■ Material supplied ■
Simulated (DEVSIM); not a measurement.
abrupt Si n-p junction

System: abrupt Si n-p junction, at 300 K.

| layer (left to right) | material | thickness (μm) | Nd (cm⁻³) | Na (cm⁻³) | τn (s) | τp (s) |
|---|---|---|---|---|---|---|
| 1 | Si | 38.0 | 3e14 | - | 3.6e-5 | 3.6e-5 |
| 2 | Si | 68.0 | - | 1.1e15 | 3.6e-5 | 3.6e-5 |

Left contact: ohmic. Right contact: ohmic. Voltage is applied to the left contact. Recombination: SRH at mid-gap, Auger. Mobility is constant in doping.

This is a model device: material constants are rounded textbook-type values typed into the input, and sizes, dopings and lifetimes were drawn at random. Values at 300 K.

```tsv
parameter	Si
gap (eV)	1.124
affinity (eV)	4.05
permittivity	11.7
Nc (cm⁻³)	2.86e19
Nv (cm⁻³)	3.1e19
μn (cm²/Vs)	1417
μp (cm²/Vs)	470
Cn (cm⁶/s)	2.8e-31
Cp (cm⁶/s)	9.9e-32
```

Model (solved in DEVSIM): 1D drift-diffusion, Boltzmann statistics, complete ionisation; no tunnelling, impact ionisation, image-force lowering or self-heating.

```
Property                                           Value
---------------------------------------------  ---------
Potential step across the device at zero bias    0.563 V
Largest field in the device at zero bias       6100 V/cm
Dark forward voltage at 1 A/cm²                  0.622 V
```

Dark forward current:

■ Work item ■
Give back the whole listing exactly.

■ Written answer ■
Simulated (DEVSIM); not a measurement.
abrupt Si n-p junction

System: abrupt Si n-p junction, at 300 K.

| layer (left to right) | material | thickness (μm) | Nd (cm⁻³) | Na (cm⁻³) | τn (s) | τp (s) |
|---|---|---|---|---|---|---|
| 1 | Si | 38.0 | 3e14 | - | 3.6e-5 | 3.6e-5 |
| 2 | Si | 68.0 | - | 1.1e15 | 3.6e-5 | 3.6e-5 |

Left contact: ohmic. Right contact: ohmic. Voltage is applied to the left contact. Recombination: SRH at mid-gap, Auger. Mobility is constant in doping.

This is a model device: material constants are rounded textbook-type values typed into the input, and sizes, dopings and lifetimes were drawn at random. Values at 300 K.

```tsv
parameter	Si
gap (eV)	1.124
affinity (eV)	4.05
permittivity	11.7
Nc (cm⁻³)	2.86e19
Nv (cm⁻³)	3.1e19
μn (cm²/Vs)	1417
μp (cm²/Vs)	470
Cn (cm⁶/s)	2.8e-31
Cp (cm⁶/s)	9.9e-32
```

Model (solved in DEVSIM): 1D drift-diffusion, Boltzmann statistics, complete ionisation; no tunnelling, impact ionisation, image-force lowering or self-heating.

```
Property                                           Value
---------------------------------------------  ---------
Potential step across the device at zero bias    0.563 V
Largest field in the device at zero bias       6100 V/cm
Dark forward voltage at 1 A/cm²                  0.622 V
```

Dark forward current:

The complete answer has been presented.